_Excerpted data_.
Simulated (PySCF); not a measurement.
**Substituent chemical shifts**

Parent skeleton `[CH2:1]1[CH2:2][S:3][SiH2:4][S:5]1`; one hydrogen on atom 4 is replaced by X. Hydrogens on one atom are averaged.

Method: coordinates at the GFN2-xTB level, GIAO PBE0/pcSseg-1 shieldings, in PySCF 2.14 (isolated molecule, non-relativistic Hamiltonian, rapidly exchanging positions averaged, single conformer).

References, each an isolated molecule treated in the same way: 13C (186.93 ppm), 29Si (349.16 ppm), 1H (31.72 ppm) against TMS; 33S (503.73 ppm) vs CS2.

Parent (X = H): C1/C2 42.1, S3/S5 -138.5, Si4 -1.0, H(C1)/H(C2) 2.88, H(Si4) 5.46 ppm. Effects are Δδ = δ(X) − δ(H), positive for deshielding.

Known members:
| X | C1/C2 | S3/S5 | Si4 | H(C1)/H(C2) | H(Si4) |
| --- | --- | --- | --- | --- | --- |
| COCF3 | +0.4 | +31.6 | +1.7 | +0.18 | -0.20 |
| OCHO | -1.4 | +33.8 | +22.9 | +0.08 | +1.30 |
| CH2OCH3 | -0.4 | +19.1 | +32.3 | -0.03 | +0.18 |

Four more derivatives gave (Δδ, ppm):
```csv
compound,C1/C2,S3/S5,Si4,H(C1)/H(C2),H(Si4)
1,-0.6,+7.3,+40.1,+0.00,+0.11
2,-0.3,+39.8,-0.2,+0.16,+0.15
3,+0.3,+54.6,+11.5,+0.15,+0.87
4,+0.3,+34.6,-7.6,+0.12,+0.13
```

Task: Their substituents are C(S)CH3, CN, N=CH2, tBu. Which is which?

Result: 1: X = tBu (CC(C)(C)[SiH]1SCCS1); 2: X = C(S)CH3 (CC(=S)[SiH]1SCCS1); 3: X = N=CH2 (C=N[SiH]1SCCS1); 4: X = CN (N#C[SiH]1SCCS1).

_Action item_.
The required output is the entries from their opening line through the line holding "Task: Their substituents", repeated exactly, with both end lines kept.

_Response box_.
Simulated (PySCF); not a measurement.
**Substituent chemical shifts**

Parent skeleton `[CH2:1]1[CH2:2][S:3][SiH2:4][S:5]1`; one hydrogen on atom 4 is replaced by X. Hydrogens on one atom are averaged.

Method: coordinates at the GFN2-xTB level, GIAO PBE0/pcSseg-1 shieldings, in PySCF 2.14 (isolated molecule, non-relativistic Hamiltonian, rapidly exchanging positions averaged, single conformer).

References, each an isolated molecule treated in the same way: 13C (186.93 ppm), 29Si (349.16 ppm), 1H (31.72 ppm) against TMS; 33S (503.73 ppm) vs CS2.

Parent (X = H): C1/C2 42.1, S3/S5 -138.5, Si4 -1.0, H(C1)/H(C2) 2.88, H(Si4) 5.46 ppm. Effects are Δδ = δ(X) − δ(H), positive for deshielding.

Known members:
| X | C1/C2 | S3/S5 | Si4 | H(C1)/H(C2) | H(Si4) |
| --- | --- | --- | --- | --- | --- |
| COCF3 | +0.4 | +31.6 | +1.7 | +0.18 | -0.20 |
| OCHO | -1.4 | +33.8 | +22.9 | +0.08 | +1.30 |
| CH2OCH3 | -0.4 | +19.1 | +32.3 | -0.03 | +0.18 |

Four more derivatives gave (Δδ, ppm):
```csv
compound,C1/C2,S3/S5,Si4,H(C1)/H(C2),H(Si4)
1,-0.6,+7.3,+40.1,+0.00,+0.11
2,-0.3,+39.8,-0.2,+0.16,+0.15
3,+0.3,+54.6,+11.5,+0.15,+0.87
4,+0.3,+34.6,-7.6,+0.12,+0.13
```

Task: Their substituents are C(S)CH3, CN, N=CH2, tBu. Which is which?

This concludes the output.